======
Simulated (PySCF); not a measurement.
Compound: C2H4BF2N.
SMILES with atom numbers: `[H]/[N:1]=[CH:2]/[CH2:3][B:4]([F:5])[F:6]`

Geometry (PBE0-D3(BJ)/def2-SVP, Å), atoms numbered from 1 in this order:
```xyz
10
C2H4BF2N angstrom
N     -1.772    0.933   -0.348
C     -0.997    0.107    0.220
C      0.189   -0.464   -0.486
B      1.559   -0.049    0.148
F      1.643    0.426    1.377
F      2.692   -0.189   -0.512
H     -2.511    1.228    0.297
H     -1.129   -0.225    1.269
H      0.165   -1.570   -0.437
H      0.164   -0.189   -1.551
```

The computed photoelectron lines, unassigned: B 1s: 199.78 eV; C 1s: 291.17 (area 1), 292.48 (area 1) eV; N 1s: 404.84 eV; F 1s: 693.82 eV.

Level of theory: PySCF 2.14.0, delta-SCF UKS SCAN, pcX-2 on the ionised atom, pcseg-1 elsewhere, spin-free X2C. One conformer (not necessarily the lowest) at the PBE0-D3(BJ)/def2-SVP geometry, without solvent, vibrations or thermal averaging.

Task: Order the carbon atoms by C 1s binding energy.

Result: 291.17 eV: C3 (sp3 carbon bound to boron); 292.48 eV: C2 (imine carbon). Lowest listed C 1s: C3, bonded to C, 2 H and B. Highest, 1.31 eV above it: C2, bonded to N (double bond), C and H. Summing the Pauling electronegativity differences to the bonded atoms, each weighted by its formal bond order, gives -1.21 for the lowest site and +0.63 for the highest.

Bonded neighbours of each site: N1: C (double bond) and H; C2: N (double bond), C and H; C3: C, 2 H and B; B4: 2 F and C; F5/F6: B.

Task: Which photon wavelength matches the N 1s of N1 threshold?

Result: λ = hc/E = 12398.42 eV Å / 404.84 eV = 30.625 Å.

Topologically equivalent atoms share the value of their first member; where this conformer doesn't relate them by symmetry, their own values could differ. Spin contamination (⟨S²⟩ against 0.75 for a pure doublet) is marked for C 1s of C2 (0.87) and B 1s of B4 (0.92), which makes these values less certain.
======

WORK TASK —
An exact transcription of the lines from the start of the listing through the line bearing "Task: Order the" is the whole answer.

PROBLEM SOLUTION —
Simulated (PySCF); not a measurement.
Compound: C2H4BF2N.
SMILES with atom numbers: `[H]/[N:1]=[CH:2]/[CH2:3][B:4]([F:5])[F:6]`

Geometry (PBE0-D3(BJ)/def2-SVP, Å), atoms numbered from 1 in this order:
```xyz
10
C2H4BF2N angstrom
N     -1.772    0.933   -0.348
C     -0.997    0.107    0.220
C      0.189   -0.464   -0.486
B      1.559   -0.049    0.148
F      1.643    0.426    1.377
F      2.692   -0.189   -0.512
H     -2.511    1.228    0.297
H     -1.129   -0.225    1.269
H      0.165   -1.570   -0.437
H      0.164   -0.189   -1.551
```

The computed photoelectron lines, unassigned: B 1s: 199.78 eV; C 1s: 291.17 (area 1), 292.48 (area 1) eV; N 1s: 404.84 eV; F 1s: 693.82 eV.

Level of theory: PySCF 2.14.0, delta-SCF UKS SCAN, pcX-2 on the ionised atom, pcseg-1 elsewhere, spin-free X2C. One conformer (not necessarily the lowest) at the PBE0-D3(BJ)/def2-SVP geometry, without solvent, vibrations or thermal averaging.

Task: Order the carbon atoms by C 1s binding energy.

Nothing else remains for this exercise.